> BRIEF: For the records below, output each line exactly as it appears, from the first through the line with "Task: Work out".

+---+

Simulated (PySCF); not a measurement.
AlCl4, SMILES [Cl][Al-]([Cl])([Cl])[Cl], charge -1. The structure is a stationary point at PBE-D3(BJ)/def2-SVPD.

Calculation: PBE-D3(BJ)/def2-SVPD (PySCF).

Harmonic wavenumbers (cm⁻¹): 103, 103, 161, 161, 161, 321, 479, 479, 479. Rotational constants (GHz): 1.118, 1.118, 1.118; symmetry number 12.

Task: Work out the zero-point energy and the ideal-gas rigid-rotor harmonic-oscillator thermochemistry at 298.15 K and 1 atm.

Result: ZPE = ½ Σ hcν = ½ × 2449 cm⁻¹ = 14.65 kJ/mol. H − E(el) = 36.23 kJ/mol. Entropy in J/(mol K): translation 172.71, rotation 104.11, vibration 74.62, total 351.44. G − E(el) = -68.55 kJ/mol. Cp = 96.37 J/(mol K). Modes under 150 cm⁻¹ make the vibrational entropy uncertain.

+---+

> EXERCISE ANSWER:
Simulated (PySCF); not a measurement.
AlCl4, SMILES [Cl][Al-]([Cl])([Cl])[Cl], charge -1. The structure is a stationary point at PBE-D3(BJ)/def2-SVPD.

Calculation: PBE-D3(BJ)/def2-SVPD (PySCF).

Harmonic wavenumbers (cm⁻¹): 103, 103, 161, 161, 161, 321, 479, 479, 479. Rotational constants (GHz): 1.118, 1.118, 1.118; symmetry number 12.

Task: Work out the zero-point energy and the ideal-gas rigid-rotor harmonic-oscillator thermochemistry at 298.15 K and 1 atm.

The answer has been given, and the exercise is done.